-----

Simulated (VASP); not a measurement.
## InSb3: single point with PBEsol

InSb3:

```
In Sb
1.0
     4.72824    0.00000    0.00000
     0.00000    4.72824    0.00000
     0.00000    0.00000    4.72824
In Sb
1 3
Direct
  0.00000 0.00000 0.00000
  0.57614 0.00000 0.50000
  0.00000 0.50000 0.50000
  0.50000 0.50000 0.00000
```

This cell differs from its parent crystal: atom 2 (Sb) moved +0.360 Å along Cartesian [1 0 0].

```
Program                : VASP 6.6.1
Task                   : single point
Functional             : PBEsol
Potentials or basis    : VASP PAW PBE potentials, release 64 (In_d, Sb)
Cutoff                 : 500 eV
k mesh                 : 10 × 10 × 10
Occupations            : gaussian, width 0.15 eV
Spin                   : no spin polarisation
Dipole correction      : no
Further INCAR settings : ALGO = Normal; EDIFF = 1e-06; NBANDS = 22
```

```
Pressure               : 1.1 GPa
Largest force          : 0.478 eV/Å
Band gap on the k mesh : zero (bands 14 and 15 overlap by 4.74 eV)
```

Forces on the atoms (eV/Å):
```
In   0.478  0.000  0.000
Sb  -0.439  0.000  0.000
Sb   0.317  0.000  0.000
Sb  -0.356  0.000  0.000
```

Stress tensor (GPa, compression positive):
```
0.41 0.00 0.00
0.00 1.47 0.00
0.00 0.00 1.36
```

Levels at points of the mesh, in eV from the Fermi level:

-----

* [WORK INSTRUCTION]: Your output must be an exact copy of every entry.

* [ANSWER AREA]:
Simulated (VASP); not a measurement.
## InSb3: single point with PBEsol

InSb3:

```
In Sb
1.0
     4.72824    0.00000    0.00000
     0.00000    4.72824    0.00000
     0.00000    0.00000    4.72824
In Sb
1 3
Direct
  0.00000 0.00000 0.00000
  0.57614 0.00000 0.50000
  0.00000 0.50000 0.50000
  0.50000 0.50000 0.00000
```

This cell differs from its parent crystal: atom 2 (Sb) moved +0.360 Å along Cartesian [1 0 0].

```
Program                : VASP 6.6.1
Task                   : single point
Functional             : PBEsol
Potentials or basis    : VASP PAW PBE potentials, release 64 (In_d, Sb)
Cutoff                 : 500 eV
k mesh                 : 10 × 10 × 10
Occupations            : gaussian, width 0.15 eV
Spin                   : no spin polarisation
Dipole correction      : no
Further INCAR settings : ALGO = Normal; EDIFF = 1e-06; NBANDS = 22
```

```
Pressure               : 1.1 GPa
Largest force          : 0.478 eV/Å
Band gap on the k mesh : zero (bands 14 and 15 overlap by 4.74 eV)
```

Forces on the atoms (eV/Å):
```
In   0.478  0.000  0.000
Sb  -0.439  0.000  0.000
Sb   0.317  0.000  0.000
Sb  -0.356  0.000  0.000
```

Stress tensor (GPa, compression positive):
```
0.41 0.00 0.00
0.00 1.47 0.00
0.00 0.00 1.36
```

Levels at points of the mesh, in eV from the Fermi level:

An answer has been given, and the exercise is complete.